============

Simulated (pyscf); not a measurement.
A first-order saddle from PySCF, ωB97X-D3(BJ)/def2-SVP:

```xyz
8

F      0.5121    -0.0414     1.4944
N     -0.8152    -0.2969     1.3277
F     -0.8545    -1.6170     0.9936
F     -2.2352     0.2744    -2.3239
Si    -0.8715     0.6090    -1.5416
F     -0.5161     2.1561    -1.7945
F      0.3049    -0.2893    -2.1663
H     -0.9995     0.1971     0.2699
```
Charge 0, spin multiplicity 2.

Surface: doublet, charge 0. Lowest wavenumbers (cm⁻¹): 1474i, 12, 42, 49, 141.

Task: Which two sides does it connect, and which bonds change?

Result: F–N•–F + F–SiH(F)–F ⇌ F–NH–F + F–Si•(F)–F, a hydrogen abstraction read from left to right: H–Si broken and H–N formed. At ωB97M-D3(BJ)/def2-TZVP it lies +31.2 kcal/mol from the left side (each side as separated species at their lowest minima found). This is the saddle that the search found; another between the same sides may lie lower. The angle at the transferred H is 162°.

============

REQUIREMENT:
Beginning at the top of the data, extract each line through the line containing "Surface: doublet, charge" and return those lines exactly, with nothing added.

EXERCISE RESPONSE:
Simulated (pyscf); not a measurement.
A first-order saddle from PySCF, ωB97X-D3(BJ)/def2-SVP:

```xyz
8

F      0.5121    -0.0414     1.4944
N     -0.8152    -0.2969     1.3277
F     -0.8545    -1.6170     0.9936
F     -2.2352     0.2744    -2.3239
Si    -0.8715     0.6090    -1.5416
F     -0.5161     2.1561    -1.7945
F      0.3049    -0.2893    -2.1663
H     -0.9995     0.1971     0.2699
```
Charge 0, spin multiplicity 2.

Surface: doublet, charge 0. Lowest wavenumbers (cm⁻¹): 1474i, 12, 42, 49, 141.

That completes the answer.